REQUIRED ACTION:
Reproduce the records below in their entirety, character for character.

DATASET:

########

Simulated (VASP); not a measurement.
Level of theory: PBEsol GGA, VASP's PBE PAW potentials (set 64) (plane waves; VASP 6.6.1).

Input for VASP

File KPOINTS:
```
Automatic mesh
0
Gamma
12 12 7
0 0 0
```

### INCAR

########

EXERCISE RESPONSE:
Simulated (VASP); not a measurement.
Level of theory: PBEsol GGA, VASP's PBE PAW potentials (set 64) (plane waves; VASP 6.6.1).

Input for VASP

File KPOINTS:
```
Automatic mesh
0
Gamma
12 12 7
0 0 0
```

### INCAR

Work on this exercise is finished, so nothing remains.